Entries shown -
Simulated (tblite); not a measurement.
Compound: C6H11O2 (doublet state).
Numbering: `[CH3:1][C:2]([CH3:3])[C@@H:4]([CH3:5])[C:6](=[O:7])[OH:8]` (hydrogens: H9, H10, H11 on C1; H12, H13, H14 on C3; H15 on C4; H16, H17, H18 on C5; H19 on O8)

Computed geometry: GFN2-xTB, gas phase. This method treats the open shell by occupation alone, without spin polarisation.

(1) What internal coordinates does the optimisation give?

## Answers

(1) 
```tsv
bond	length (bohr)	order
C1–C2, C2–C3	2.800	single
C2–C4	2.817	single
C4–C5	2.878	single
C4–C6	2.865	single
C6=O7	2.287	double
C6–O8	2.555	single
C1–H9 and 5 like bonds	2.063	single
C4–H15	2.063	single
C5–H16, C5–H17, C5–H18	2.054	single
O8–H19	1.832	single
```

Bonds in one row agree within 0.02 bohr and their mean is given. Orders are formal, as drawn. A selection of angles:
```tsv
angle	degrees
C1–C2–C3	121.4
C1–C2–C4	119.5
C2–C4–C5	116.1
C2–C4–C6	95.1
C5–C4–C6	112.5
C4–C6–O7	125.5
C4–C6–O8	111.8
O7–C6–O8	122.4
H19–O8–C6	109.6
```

Work task - Once you reach the line with "Compound: C6H11O2 (doublet state)." in the data above, copy it and every line after it exactly, up to and including the line with "C5; H19 on O8)".

Written answer -
Compound: C6H11O2 (doublet state).
Numbering: `[CH3:1][C:2]([CH3:3])[C@@H:4]([CH3:5])[C:6](=[O:7])[OH:8]` (hydrogens: H9, H10, H11 on C1; H12, H13, H14 on C3; H15 on C4; H16, H17, H18 on C5; H19 on O8)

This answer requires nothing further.